● **Task item**: Set out the records again, keeping every word as it is.

● **Supplied entries**:
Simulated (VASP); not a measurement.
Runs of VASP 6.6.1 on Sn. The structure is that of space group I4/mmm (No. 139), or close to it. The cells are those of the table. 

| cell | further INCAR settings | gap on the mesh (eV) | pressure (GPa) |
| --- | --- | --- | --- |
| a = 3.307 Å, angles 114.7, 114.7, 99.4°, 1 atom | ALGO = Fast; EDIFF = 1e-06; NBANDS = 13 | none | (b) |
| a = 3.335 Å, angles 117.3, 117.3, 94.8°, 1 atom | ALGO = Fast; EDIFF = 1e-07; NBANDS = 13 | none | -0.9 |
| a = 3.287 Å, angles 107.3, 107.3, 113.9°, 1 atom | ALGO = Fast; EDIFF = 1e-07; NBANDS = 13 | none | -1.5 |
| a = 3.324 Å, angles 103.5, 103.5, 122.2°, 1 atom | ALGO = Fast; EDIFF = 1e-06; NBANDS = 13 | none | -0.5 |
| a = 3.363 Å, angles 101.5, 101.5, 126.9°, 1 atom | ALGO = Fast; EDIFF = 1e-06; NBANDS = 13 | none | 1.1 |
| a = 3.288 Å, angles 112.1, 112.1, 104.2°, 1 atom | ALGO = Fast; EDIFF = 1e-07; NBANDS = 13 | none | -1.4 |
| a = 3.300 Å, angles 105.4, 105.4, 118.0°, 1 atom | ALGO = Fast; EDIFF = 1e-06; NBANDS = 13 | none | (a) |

● **Answer space**:
Simulated (VASP); not a measurement.
Runs of VASP 6.6.1 on Sn. The structure is that of space group I4/mmm (No. 139), or close to it. The cells are those of the table. 

| cell | further INCAR settings | gap on the mesh (eV) | pressure (GPa) |
| --- | --- | --- | --- |
| a = 3.307 Å, angles 114.7, 114.7, 99.4°, 1 atom | ALGO = Fast; EDIFF = 1e-06; NBANDS = 13 | none | (b) |
| a = 3.335 Å, angles 117.3, 117.3, 94.8°, 1 atom | ALGO = Fast; EDIFF = 1e-07; NBANDS = 13 | none | -0.9 |
| a = 3.287 Å, angles 107.3, 107.3, 113.9°, 1 atom | ALGO = Fast; EDIFF = 1e-07; NBANDS = 13 | none | -1.5 |
| a = 3.324 Å, angles 103.5, 103.5, 122.2°, 1 atom | ALGO = Fast; EDIFF = 1e-06; NBANDS = 13 | none | -0.5 |
| a = 3.363 Å, angles 101.5, 101.5, 126.9°, 1 atom | ALGO = Fast; EDIFF = 1e-06; NBANDS = 13 | none | 1.1 |
| a = 3.288 Å, angles 112.1, 112.1, 104.2°, 1 atom | ALGO = Fast; EDIFF = 1e-07; NBANDS = 13 | none | -1.4 |
| a = 3.300 Å, angles 105.4, 105.4, 118.0°, 1 atom | ALGO = Fast; EDIFF = 1e-06; NBANDS = 13 | none | (a) |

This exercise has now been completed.